====

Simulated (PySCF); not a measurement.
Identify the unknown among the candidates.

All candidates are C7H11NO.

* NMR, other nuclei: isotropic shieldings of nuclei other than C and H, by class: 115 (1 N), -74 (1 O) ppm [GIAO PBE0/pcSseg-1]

====

▸ **Requirement**
Without dropping a single line, output the records above exactly.

▸ **Task answer**
Simulated (PySCF); not a measurement.
Identify the unknown among the candidates.

All candidates are C7H11NO.

* NMR, other nuclei: isotropic shieldings of nuclei other than C and H, by class: 115 (1 N), -74 (1 O) ppm [GIAO PBE0/pcSseg-1]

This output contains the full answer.